::::::::

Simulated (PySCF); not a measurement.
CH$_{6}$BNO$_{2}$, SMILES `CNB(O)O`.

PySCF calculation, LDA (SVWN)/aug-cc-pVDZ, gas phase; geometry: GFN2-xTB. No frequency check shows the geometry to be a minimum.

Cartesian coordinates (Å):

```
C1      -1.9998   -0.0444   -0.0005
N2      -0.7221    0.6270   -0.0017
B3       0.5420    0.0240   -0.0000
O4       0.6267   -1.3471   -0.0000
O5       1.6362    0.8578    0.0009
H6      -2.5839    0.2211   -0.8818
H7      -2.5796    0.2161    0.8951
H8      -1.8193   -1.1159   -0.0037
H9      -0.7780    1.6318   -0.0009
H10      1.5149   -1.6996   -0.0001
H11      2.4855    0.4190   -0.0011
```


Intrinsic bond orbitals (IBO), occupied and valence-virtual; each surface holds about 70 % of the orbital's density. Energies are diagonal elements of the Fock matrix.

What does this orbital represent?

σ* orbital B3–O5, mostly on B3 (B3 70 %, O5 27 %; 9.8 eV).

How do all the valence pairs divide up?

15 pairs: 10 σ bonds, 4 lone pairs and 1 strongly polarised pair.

::::::::

• ACTIVITY
Reprint exactly the lines above that start at the one with "PySCF calculation, LDA" and end at the one with "How do all the valence pairs divide up?", keeping both and adding none.

• REPLY
PySCF calculation, LDA (SVWN)/aug-cc-pVDZ, gas phase; geometry: GFN2-xTB. No frequency check shows the geometry to be a minimum.

Cartesian coordinates (Å):

```
C1      -1.9998   -0.0444   -0.0005
N2      -0.7221    0.6270   -0.0017
B3       0.5420    0.0240   -0.0000
O4       0.6267   -1.3471   -0.0000
O5       1.6362    0.8578    0.0009
H6      -2.5839    0.2211   -0.8818
H7      -2.5796    0.2161    0.8951
H8      -1.8193   -1.1159   -0.0037
H9      -0.7780    1.6318   -0.0009
H10      1.5149   -1.6996   -0.0001
H11      2.4855    0.4190   -0.0011
```


Intrinsic bond orbitals (IBO), occupied and valence-virtual; each surface holds about 70 % of the orbital's density. Energies are diagonal elements of the Fock matrix.

What does this orbital represent?

σ* orbital B3–O5, mostly on B3 (B3 70 %, O5 27 %; 9.8 eV).

How do all the valence pairs divide up?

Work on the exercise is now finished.